Please copy out the entries until you have copied the line that contains "width 0.01 eV", beginning with the first line.

════════
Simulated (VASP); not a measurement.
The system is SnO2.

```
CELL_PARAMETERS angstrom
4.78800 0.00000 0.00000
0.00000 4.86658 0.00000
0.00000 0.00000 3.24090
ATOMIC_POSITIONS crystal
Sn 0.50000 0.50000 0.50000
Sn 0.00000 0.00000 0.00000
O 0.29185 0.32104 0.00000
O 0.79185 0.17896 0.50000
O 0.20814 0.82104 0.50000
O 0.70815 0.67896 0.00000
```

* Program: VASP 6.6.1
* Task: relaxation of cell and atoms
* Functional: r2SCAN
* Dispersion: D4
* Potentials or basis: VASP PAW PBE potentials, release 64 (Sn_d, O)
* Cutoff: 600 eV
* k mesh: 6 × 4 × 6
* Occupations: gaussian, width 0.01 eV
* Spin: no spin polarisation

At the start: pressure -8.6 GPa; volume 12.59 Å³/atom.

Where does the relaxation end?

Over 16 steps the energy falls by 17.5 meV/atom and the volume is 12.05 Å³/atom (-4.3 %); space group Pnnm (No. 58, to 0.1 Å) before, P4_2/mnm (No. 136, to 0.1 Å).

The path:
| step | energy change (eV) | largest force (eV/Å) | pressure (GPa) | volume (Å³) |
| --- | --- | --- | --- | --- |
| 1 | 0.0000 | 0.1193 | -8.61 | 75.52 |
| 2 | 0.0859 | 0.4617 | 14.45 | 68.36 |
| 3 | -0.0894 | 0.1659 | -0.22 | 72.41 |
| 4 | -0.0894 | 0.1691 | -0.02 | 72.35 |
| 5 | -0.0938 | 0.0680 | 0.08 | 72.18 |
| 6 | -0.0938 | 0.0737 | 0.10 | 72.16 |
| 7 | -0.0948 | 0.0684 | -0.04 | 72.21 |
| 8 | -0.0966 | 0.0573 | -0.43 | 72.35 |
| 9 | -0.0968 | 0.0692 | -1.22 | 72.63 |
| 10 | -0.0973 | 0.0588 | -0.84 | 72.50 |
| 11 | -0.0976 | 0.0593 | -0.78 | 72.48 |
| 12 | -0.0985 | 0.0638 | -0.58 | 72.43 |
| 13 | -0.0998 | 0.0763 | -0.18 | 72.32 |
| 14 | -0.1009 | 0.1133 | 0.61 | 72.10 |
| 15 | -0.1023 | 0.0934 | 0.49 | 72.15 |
════════

## REPLY
Simulated (VASP); not a measurement.
The system is SnO2.

```
CELL_PARAMETERS angstrom
4.78800 0.00000 0.00000
0.00000 4.86658 0.00000
0.00000 0.00000 3.24090
ATOMIC_POSITIONS crystal
Sn 0.50000 0.50000 0.50000
Sn 0.00000 0.00000 0.00000
O 0.29185 0.32104 0.00000
O 0.79185 0.17896 0.50000
O 0.20814 0.82104 0.50000
O 0.70815 0.67896 0.00000
```

* Program: VASP 6.6.1
* Task: relaxation of cell and atoms
* Functional: r2SCAN
* Dispersion: D4
* Potentials or basis: VASP PAW PBE potentials, release 64 (Sn_d, O)
* Cutoff: 600 eV
* k mesh: 6 × 4 × 6
* Occupations: gaussian, width 0.01 eV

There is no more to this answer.